## Assigned task:
Please take the lines from the one holding "(Rb_sv, Ge_d, Sb)" through the one holding "change on relaxing?" in the data below and copy them exactly.

[Supplied records Boundary: Start]

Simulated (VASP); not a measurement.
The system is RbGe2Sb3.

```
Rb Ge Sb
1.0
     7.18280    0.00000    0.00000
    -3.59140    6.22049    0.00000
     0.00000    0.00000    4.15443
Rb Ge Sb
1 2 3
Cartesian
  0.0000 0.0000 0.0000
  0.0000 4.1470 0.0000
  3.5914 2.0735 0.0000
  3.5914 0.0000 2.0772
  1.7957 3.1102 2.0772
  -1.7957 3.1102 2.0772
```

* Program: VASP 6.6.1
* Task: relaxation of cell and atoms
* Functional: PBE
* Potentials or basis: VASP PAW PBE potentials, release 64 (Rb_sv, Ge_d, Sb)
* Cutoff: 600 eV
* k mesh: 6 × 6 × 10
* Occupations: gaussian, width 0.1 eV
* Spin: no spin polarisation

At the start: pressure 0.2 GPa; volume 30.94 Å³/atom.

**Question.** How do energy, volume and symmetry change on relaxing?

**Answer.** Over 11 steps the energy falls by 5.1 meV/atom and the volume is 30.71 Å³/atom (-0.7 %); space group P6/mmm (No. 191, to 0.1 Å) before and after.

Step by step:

[Supplied records Boundary: End]

## Task output:
* Potentials or basis: VASP PAW PBE potentials, release 64 (Rb_sv, Ge_d, Sb)
* Cutoff: 600 eV
* k mesh: 6 × 6 × 10
* Occupations: gaussian, width 0.1 eV
* Spin: no spin polarisation

At the start: pressure 0.2 GPa; volume 30.94 Å³/atom.

**Question.** How do energy, volume and symmetry change on relaxing?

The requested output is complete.